Print the records below exactly as they appear.

START SUPPLIED ENTRIES

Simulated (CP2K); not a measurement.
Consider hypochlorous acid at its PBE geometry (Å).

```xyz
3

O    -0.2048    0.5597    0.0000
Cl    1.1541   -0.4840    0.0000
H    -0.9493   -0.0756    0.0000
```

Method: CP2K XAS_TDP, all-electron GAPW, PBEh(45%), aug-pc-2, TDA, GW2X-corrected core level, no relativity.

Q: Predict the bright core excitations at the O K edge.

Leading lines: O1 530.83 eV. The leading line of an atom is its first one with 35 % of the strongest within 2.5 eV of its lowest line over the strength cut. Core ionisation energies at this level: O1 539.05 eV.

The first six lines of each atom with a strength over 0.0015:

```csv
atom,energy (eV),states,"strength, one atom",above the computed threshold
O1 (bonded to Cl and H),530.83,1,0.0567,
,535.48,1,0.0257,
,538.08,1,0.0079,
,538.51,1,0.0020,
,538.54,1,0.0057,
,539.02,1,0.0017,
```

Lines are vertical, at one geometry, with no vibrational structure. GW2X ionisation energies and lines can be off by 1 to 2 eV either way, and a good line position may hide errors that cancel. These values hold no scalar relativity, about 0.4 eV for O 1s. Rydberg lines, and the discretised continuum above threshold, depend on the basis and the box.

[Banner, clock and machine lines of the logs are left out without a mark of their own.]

END SUPPLIED ENTRIES

| TASK ANSWER |
Simulated (CP2K); not a measurement.
Consider hypochlorous acid at its PBE geometry (Å).

```xyz
3

O    -0.2048    0.5597    0.0000
Cl    1.1541   -0.4840    0.0000
H    -0.9493   -0.0756    0.0000
```

Method: CP2K XAS_TDP, all-electron GAPW, PBEh(45%), aug-pc-2, TDA, GW2X-corrected core level, no relativity.

Q: Predict the bright core excitations at the O K edge.

Leading lines: O1 530.83 eV. The leading line of an atom is its first one with 35 % of the strongest within 2.5 eV of its lowest line over the strength cut. Core ionisation energies at this level: O1 539.05 eV.

The first six lines of each atom with a strength over 0.0015:

```csv
atom,energy (eV),states,"strength, one atom",above the computed threshold
O1 (bonded to Cl and H),530.83,1,0.0567,
,535.48,1,0.0257,
,538.08,1,0.0079,
,538.51,1,0.0020,
,538.54,1,0.0057,
,539.02,1,0.0017,
```

Lines are vertical, at one geometry, with no vibrational structure. GW2X ionisation energies and lines can be off by 1 to 2 eV either way, and a good line position may hide errors that cancel. These values hold no scalar relativity, about 0.4 eV for O 1s. Rydberg lines, and the discretised continuum above threshold, depend on the basis and the box.

[Banner, clock and machine lines of the logs are left out without a mark of their own.]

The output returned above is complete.